++++
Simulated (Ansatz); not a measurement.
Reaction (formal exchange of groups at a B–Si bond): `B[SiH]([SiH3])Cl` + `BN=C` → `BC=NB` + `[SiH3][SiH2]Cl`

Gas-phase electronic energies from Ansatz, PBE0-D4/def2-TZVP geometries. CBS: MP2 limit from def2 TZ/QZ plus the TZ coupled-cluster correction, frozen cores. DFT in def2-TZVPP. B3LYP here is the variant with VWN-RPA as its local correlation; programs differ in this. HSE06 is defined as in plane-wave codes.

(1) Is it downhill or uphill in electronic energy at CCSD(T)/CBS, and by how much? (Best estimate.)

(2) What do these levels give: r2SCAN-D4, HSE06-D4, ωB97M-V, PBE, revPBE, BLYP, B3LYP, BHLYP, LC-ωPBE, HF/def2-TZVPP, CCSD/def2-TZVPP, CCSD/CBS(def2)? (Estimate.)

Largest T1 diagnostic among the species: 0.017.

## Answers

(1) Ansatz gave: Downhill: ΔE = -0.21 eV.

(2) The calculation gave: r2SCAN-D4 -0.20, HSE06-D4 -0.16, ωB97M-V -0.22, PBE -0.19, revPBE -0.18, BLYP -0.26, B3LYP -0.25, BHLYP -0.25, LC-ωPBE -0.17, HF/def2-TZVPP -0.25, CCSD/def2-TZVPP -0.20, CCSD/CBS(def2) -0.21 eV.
++++

### REQUIREMENT
Print the records verbatim, stopping after the "(1) Is it downhill" line.

### TASK RESULT
Simulated (Ansatz); not a measurement.
Reaction (formal exchange of groups at a B–Si bond): `B[SiH]([SiH3])Cl` + `BN=C` → `BC=NB` + `[SiH3][SiH2]Cl`

Gas-phase electronic energies from Ansatz, PBE0-D4/def2-TZVP geometries. CBS: MP2 limit from def2 TZ/QZ plus the TZ coupled-cluster correction, frozen cores. DFT in def2-TZVPP. B3LYP here is the variant with VWN-RPA as its local correlation; programs differ in this. HSE06 is defined as in plane-wave codes.

(1) Is it downhill or uphill in electronic energy at CCSD(T)/CBS, and by how much? (Best estimate.)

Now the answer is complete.